# Extracted material
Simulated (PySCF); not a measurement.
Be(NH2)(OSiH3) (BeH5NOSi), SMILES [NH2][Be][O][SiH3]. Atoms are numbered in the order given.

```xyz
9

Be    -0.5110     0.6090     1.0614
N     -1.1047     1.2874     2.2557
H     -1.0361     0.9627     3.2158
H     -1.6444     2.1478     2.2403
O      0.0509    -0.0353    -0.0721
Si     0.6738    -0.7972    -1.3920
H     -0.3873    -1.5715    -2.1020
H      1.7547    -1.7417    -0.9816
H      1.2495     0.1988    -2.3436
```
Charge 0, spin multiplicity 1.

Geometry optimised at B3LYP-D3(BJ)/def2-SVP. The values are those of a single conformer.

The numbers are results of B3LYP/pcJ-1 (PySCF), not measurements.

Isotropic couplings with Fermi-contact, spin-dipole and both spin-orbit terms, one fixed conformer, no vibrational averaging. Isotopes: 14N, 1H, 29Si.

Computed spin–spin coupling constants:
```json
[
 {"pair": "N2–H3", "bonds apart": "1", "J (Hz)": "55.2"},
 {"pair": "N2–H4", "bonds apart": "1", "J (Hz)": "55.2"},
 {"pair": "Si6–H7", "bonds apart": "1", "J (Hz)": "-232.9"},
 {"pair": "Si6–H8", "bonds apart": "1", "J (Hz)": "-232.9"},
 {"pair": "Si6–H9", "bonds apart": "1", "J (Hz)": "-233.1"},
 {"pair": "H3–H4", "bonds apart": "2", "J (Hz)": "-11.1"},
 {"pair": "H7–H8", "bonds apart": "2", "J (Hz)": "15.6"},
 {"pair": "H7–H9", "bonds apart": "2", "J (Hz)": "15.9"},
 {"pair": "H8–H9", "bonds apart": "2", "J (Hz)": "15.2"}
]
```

# Activity
Set down each line of the material verbatim, from the first line through the line that contains "Geometry optimised at".

# Response area
Simulated (PySCF); not a measurement.
Be(NH2)(OSiH3) (BeH5NOSi), SMILES [NH2][Be][O][SiH3]. Atoms are numbered in the order given.

```xyz
9

Be    -0.5110     0.6090     1.0614
N     -1.1047     1.2874     2.2557
H     -1.0361     0.9627     3.2158
H     -1.6444     2.1478     2.2403
O      0.0509    -0.0353    -0.0721
Si     0.6738    -0.7972    -1.3920
H     -0.3873    -1.5715    -2.1020
H      1.7547    -1.7417    -0.9816
H      1.2495     0.1988    -2.3436
```
Charge 0, spin multiplicity 1.

Geometry optimised at B3LYP-D3(BJ)/def2-SVP. The values are those of a single conformer.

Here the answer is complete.